------

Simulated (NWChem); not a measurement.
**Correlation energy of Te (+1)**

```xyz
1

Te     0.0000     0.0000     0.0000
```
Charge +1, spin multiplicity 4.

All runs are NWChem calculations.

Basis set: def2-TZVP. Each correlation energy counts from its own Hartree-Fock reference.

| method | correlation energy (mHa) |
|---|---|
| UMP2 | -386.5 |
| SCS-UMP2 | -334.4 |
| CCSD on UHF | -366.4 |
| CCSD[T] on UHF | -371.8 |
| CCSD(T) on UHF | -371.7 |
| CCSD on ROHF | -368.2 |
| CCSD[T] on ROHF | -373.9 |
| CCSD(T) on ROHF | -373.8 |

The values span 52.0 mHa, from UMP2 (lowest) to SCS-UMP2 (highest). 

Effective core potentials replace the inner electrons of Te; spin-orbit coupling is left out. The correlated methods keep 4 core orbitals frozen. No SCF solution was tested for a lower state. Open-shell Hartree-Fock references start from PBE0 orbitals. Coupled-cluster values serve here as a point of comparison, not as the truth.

------

= WORK REQUEST =
Reproduce each entry exactly, leaving out nothing.

= TASK RESULT =
Simulated (NWChem); not a measurement.
**Correlation energy of Te (+1)**

```xyz
1

Te     0.0000     0.0000     0.0000
```
Charge +1, spin multiplicity 4.

All runs are NWChem calculations.

Basis set: def2-TZVP. Each correlation energy counts from its own Hartree-Fock reference.

| method | correlation energy (mHa) |
|---|---|
| UMP2 | -386.5 |
| SCS-UMP2 | -334.4 |
| CCSD on UHF | -366.4 |
| CCSD[T] on UHF | -371.8 |
| CCSD(T) on UHF | -371.7 |
| CCSD on ROHF | -368.2 |
| CCSD[T] on ROHF | -373.9 |
| CCSD(T) on ROHF | -373.8 |

The values span 52.0 mHa, from UMP2 (lowest) to SCS-UMP2 (highest). 

Effective core potentials replace the inner electrons of Te; spin-orbit coupling is left out. The correlated methods keep 4 core orbitals frozen. No SCF solution was tested for a lower state. Open-shell Hartree-Fock references start from PBE0 orbitals. Coupled-cluster values serve here as a point of comparison, not as the truth.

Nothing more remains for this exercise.